[Exercise] Up to and including the line with "52.5 | 102 | 1 |", repeat every line of the listing exactly, beginning at the first.

(Dataset records)

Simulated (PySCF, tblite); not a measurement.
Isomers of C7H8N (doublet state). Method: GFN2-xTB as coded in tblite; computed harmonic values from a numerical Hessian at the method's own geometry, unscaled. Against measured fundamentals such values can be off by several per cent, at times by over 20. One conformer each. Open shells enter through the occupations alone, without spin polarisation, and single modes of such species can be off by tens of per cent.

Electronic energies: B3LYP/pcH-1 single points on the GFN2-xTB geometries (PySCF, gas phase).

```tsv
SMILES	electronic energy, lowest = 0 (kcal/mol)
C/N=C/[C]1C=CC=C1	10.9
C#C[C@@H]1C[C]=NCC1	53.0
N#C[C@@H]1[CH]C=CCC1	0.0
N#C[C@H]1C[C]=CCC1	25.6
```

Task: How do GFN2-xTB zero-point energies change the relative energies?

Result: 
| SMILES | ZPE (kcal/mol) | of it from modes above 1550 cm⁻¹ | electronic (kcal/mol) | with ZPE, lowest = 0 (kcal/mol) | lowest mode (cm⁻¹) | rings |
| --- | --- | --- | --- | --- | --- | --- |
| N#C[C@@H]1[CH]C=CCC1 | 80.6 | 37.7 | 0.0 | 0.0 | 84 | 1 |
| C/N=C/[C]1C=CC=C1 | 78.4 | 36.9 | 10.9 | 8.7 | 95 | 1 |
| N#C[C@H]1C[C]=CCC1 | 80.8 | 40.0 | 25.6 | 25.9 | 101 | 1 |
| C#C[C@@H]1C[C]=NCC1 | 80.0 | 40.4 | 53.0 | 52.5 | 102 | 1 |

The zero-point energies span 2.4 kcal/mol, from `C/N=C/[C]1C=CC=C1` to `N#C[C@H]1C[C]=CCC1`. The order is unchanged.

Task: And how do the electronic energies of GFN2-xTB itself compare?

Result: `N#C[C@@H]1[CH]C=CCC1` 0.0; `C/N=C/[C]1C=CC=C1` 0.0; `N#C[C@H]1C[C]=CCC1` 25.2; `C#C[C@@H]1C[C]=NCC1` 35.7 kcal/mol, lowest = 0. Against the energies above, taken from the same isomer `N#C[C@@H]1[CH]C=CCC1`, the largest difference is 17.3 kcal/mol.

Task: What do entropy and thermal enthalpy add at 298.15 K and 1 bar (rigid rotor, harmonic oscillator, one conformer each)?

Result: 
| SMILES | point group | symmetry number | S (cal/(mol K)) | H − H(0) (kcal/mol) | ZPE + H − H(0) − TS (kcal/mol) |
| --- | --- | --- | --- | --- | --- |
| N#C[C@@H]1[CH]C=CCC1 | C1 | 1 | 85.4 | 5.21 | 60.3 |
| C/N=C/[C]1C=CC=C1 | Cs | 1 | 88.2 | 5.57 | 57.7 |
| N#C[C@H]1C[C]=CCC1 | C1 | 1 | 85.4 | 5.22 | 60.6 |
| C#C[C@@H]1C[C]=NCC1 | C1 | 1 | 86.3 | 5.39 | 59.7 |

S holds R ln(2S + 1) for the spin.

(End Dataset records)

[Written response]
Simulated (PySCF, tblite); not a measurement.
Isomers of C7H8N (doublet state). Method: GFN2-xTB as coded in tblite; computed harmonic values from a numerical Hessian at the method's own geometry, unscaled. Against measured fundamentals such values can be off by several per cent, at times by over 20. One conformer each. Open shells enter through the occupations alone, without spin polarisation, and single modes of such species can be off by tens of per cent.

Electronic energies: B3LYP/pcH-1 single points on the GFN2-xTB geometries (PySCF, gas phase).

```tsv
SMILES	electronic energy, lowest = 0 (kcal/mol)
C/N=C/[C]1C=CC=C1	10.9
C#C[C@@H]1C[C]=NCC1	53.0
N#C[C@@H]1[CH]C=CCC1	0.0
N#C[C@H]1C[C]=CCC1	25.6
```

Task: How do GFN2-xTB zero-point energies change the relative energies?

Result: 
| SMILES | ZPE (kcal/mol) | of it from modes above 1550 cm⁻¹ | electronic (kcal/mol) | with ZPE, lowest = 0 (kcal/mol) | lowest mode (cm⁻¹) | rings |
| --- | --- | --- | --- | --- | --- | --- |
| N#C[C@@H]1[CH]C=CCC1 | 80.6 | 37.7 | 0.0 | 0.0 | 84 | 1 |
| C/N=C/[C]1C=CC=C1 | 78.4 | 36.9 | 10.9 | 8.7 | 95 | 1 |
| N#C[C@H]1C[C]=CCC1 | 80.8 | 40.0 | 25.6 | 25.9 | 101 | 1 |
| C#C[C@@H]1C[C]=NCC1 | 80.0 | 40.4 | 53.0 | 52.5 | 102 | 1 |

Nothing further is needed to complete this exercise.